Listed records:
------------------------------------

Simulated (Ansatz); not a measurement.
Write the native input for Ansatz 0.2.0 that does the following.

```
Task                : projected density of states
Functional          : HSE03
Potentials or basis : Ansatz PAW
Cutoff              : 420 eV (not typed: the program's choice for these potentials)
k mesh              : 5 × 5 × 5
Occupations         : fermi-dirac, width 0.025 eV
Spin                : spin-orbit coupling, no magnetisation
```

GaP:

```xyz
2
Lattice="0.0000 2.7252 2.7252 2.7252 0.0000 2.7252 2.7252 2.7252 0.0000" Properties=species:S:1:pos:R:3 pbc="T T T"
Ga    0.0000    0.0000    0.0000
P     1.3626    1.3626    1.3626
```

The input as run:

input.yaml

------------------------------------

Work request:
Your answer must be the data above, copied exactly from its first line through the line containing "The input as", and nothing more.

Task output:
Simulated (Ansatz); not a measurement.
Write the native input for Ansatz 0.2.0 that does the following.

```
Task                : projected density of states
Functional          : HSE03
Potentials or basis : Ansatz PAW
Cutoff              : 420 eV (not typed: the program's choice for these potentials)
k mesh              : 5 × 5 × 5
Occupations         : fermi-dirac, width 0.025 eV
Spin                : spin-orbit coupling, no magnetisation
```

GaP:

```xyz
2
Lattice="0.0000 2.7252 2.7252 2.7252 0.0000 2.7252 2.7252 2.7252 0.0000" Properties=species:S:1:pos:R:3 pbc="T T T"
Ga    0.0000    0.0000    0.0000
P     1.3626    1.3626    1.3626
```

The input as run:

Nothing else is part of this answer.